▶ RECORDS SUPPLIED
==*==

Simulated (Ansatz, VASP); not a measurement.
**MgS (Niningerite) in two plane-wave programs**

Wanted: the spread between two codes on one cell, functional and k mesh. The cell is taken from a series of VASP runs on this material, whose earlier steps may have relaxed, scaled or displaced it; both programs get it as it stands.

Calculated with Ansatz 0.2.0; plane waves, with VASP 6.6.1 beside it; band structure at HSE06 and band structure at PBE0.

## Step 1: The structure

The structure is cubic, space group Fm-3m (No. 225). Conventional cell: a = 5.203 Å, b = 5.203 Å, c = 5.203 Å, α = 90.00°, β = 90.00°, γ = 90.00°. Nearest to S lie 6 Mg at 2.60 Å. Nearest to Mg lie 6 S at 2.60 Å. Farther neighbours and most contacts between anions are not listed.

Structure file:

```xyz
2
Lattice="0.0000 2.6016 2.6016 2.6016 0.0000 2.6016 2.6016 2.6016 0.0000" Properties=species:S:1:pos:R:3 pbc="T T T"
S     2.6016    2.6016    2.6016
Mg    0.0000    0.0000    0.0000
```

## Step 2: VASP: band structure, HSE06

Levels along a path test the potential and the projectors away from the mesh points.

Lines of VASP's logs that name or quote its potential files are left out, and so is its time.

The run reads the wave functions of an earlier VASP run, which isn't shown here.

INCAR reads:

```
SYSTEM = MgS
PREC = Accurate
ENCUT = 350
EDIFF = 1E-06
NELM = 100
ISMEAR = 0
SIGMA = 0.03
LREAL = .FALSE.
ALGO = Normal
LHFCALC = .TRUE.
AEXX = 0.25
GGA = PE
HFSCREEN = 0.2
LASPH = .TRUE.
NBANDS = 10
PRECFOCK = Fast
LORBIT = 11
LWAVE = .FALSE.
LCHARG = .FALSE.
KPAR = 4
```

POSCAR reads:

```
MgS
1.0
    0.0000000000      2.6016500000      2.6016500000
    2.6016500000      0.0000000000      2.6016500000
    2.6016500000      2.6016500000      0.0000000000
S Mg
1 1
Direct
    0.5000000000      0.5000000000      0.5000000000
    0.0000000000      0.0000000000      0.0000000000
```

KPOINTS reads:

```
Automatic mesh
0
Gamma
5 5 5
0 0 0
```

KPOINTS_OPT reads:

==*==

▶ TASK ITEM
Word for word, quote the lines of the material from the first line through the line with "Levels along a", both ends included.

▶ TASK RESPONSE
Simulated (Ansatz, VASP); not a measurement.
**MgS (Niningerite) in two plane-wave programs**

Wanted: the spread between two codes on one cell, functional and k mesh. The cell is taken from a series of VASP runs on this material, whose earlier steps may have relaxed, scaled or displaced it; both programs get it as it stands.

Calculated with Ansatz 0.2.0; plane waves, with VASP 6.6.1 beside it; band structure at HSE06 and band structure at PBE0.

## Step 1: The structure

The structure is cubic, space group Fm-3m (No. 225). Conventional cell: a = 5.203 Å, b = 5.203 Å, c = 5.203 Å, α = 90.00°, β = 90.00°, γ = 90.00°. Nearest to S lie 6 Mg at 2.60 Å. Nearest to Mg lie 6 S at 2.60 Å. Farther neighbours and most contacts between anions are not listed.

Structure file:

```xyz
2
Lattice="0.0000 2.6016 2.6016 2.6016 0.0000 2.6016 2.6016 2.6016 0.0000" Properties=species:S:1:pos:R:3 pbc="T T T"
S     2.6016    2.6016    2.6016
Mg    0.0000    0.0000    0.0000
```

## Step 2: VASP: band structure, HSE06

Levels along a path test the potential and the projectors away from the mesh points.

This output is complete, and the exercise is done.